Assigned task:
Stop after the line containing "A cubic in V^(−2/3), the"; retype every line of the data before it exactly, starting from the first.

Source information:
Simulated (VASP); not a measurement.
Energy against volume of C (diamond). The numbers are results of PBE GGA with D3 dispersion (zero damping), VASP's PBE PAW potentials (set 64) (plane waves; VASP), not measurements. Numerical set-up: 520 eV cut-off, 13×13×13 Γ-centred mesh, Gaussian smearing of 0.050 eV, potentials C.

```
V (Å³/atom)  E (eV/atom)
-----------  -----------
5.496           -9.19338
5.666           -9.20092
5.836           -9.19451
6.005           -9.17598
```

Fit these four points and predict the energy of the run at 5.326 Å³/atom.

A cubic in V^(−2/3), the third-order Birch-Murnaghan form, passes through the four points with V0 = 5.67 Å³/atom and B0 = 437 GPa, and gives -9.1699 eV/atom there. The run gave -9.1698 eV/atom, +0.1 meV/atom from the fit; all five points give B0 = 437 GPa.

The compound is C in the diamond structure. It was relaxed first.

Written answer:
Simulated (VASP); not a measurement.
Energy against volume of C (diamond). The numbers are results of PBE GGA with D3 dispersion (zero damping), VASP's PBE PAW potentials (set 64) (plane waves; VASP), not measurements. Numerical set-up: 520 eV cut-off, 13×13×13 Γ-centred mesh, Gaussian smearing of 0.050 eV, potentials C.

```
V (Å³/atom)  E (eV/atom)
-----------  -----------
5.496           -9.19338
5.666           -9.20092
5.836           -9.19451
6.005           -9.17598
```

Fit these four points and predict the energy of the run at 5.326 Å³/atom.

A cubic in V^(−2/3), the third-order Birch-Murnaghan form, passes through the four points with V0 = 5.67 Å³/atom and B0 = 437 GPa, and gives -9.1699 eV/atom there. The run gave -9.1698 eV/atom, +0.1 meV/atom from the fit; all five points give B0 = 437 GPa.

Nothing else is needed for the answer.